## [WORK ORDER]
After the line containing "Problem. How long", write nothing more; before it, reproduce every line of the material below exactly, starting with the first.

____________________
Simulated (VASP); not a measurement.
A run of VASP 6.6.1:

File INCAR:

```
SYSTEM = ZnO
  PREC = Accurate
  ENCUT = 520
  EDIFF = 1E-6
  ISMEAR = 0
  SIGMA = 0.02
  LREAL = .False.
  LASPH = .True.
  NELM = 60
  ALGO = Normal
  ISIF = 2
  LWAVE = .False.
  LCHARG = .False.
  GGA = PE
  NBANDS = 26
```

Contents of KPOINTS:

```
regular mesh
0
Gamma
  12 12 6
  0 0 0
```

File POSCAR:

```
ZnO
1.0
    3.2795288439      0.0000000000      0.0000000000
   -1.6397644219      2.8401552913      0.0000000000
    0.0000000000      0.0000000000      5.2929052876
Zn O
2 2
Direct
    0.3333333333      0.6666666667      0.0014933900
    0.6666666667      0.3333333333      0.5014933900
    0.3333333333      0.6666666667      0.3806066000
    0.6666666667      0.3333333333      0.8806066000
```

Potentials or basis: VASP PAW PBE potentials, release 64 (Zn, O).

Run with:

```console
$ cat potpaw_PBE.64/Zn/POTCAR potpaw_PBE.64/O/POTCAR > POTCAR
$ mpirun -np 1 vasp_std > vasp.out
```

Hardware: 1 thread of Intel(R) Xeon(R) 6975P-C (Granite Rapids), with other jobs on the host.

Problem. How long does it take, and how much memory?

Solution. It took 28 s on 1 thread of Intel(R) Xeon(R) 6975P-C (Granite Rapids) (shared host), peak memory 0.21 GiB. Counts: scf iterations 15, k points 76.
____________________

## [RESPONSE AREA]
Simulated (VASP); not a measurement.
A run of VASP 6.6.1:

File INCAR:

```
SYSTEM = ZnO
  PREC = Accurate
  ENCUT = 520
  EDIFF = 1E-6
  ISMEAR = 0
  SIGMA = 0.02
  LREAL = .False.
  LASPH = .True.
  NELM = 60
  ALGO = Normal
  ISIF = 2
  LWAVE = .False.
  LCHARG = .False.
  GGA = PE
  NBANDS = 26
```

Contents of KPOINTS:

```
regular mesh
0
Gamma
  12 12 6
  0 0 0
```

File POSCAR:

```
ZnO
1.0
    3.2795288439      0.0000000000      0.0000000000
   -1.6397644219      2.8401552913      0.0000000000
    0.0000000000      0.0000000000      5.2929052876
Zn O
2 2
Direct
    0.3333333333      0.6666666667      0.0014933900
    0.6666666667      0.3333333333      0.5014933900
    0.3333333333      0.6666666667      0.3806066000
    0.6666666667      0.3333333333      0.8806066000
```

Potentials or basis: VASP PAW PBE potentials, release 64 (Zn, O).

Run with:

```console
$ cat potpaw_PBE.64/Zn/POTCAR potpaw_PBE.64/O/POTCAR > POTCAR
$ mpirun -np 1 vasp_std > vasp.out
```

Hardware: 1 thread of Intel(R) Xeon(R) 6975P-C (Granite Rapids), with other jobs on the host.

Problem. How long does it take, and how much memory?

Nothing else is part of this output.